[WORK TASK] Once the line containing "Change from the" has been printed, stop; print every line before it exactly, starting at the top of the material below.

[INFORMATION]
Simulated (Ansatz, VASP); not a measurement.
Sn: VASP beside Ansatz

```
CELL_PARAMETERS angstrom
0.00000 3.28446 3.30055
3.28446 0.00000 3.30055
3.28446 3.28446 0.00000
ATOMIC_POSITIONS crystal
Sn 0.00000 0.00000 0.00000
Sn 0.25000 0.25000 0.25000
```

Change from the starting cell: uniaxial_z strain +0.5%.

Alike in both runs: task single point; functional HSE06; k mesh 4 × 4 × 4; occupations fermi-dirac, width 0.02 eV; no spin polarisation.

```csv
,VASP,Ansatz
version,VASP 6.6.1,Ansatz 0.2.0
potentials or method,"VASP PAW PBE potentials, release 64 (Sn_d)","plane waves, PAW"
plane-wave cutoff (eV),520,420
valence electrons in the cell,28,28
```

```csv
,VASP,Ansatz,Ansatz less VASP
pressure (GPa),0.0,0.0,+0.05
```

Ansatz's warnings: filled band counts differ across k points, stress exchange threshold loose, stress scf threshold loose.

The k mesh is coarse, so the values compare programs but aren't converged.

[TASK ANSWER]
Simulated (Ansatz, VASP); not a measurement.
Sn: VASP beside Ansatz

```
CELL_PARAMETERS angstrom
0.00000 3.28446 3.30055
3.28446 0.00000 3.30055
3.28446 3.28446 0.00000
ATOMIC_POSITIONS crystal
Sn 0.00000 0.00000 0.00000
Sn 0.25000 0.25000 0.25000
```

Change from the starting cell: uniaxial_z strain +0.5%.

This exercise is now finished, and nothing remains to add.